____________________
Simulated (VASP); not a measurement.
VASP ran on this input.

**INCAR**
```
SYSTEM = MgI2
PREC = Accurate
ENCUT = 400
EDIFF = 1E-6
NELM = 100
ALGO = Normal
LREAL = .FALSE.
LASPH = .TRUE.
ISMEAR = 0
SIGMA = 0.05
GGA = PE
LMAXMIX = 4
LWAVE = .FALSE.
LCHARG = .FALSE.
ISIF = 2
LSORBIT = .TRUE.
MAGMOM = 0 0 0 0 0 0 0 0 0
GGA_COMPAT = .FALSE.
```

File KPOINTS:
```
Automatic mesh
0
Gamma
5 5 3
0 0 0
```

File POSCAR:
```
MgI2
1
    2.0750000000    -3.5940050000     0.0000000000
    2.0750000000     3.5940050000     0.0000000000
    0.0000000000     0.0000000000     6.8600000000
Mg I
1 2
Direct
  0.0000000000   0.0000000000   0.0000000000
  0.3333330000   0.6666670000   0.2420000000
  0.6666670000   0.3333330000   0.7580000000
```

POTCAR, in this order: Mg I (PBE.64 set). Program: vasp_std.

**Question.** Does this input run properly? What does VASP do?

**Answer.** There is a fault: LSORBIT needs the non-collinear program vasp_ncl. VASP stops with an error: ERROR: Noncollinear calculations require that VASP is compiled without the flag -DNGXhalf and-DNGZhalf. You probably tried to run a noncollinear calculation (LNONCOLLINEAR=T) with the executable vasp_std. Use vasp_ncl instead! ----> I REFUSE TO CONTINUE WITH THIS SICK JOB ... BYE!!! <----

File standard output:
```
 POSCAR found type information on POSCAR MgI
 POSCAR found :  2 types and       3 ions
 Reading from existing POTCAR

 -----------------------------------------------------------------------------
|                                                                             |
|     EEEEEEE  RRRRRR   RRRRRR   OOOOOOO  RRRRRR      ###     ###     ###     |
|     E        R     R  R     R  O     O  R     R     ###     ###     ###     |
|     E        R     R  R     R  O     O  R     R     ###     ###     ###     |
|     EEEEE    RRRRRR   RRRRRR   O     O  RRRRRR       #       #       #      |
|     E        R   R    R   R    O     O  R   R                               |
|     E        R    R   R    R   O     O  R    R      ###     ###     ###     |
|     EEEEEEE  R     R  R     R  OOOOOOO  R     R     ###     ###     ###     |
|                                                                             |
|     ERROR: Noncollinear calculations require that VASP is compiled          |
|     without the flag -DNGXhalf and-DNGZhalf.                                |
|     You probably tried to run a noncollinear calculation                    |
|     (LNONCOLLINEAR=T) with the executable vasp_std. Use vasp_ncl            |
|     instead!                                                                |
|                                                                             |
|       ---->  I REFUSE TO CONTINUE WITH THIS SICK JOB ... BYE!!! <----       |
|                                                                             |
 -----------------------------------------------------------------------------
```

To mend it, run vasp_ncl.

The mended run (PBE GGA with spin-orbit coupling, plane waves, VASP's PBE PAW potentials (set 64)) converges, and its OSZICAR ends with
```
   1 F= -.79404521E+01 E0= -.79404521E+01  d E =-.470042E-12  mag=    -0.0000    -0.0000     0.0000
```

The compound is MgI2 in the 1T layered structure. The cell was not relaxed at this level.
____________________

§ Requirement: Set down, exactly as they appear, the lines above from the first one to the line that holds "does VASP do?", both included, please, and no others.

§ Your solution:
Simulated (VASP); not a measurement.
VASP ran on this input.

**INCAR**
```
SYSTEM = MgI2
PREC = Accurate
ENCUT = 400
EDIFF = 1E-6
NELM = 100
ALGO = Normal
LREAL = .FALSE.
LASPH = .TRUE.
ISMEAR = 0
SIGMA = 0.05
GGA = PE
LMAXMIX = 4
LWAVE = .FALSE.
LCHARG = .FALSE.
ISIF = 2
LSORBIT = .TRUE.
MAGMOM = 0 0 0 0 0 0 0 0 0
GGA_COMPAT = .FALSE.
```

File KPOINTS:
```
Automatic mesh
0
Gamma
5 5 3
0 0 0
```

File POSCAR:
```
MgI2
1
    2.0750000000    -3.5940050000     0.0000000000
    2.0750000000     3.5940050000     0.0000000000
    0.0000000000     0.0000000000     6.8600000000
Mg I
1 2
Direct
  0.0000000000   0.0000000000   0.0000000000
  0.3333330000   0.6666670000   0.2420000000
  0.6666670000   0.3333330000   0.7580000000
```

POTCAR, in this order: Mg I (PBE.64 set). Program: vasp_std.

**Question.** Does this input run properly? What does VASP do?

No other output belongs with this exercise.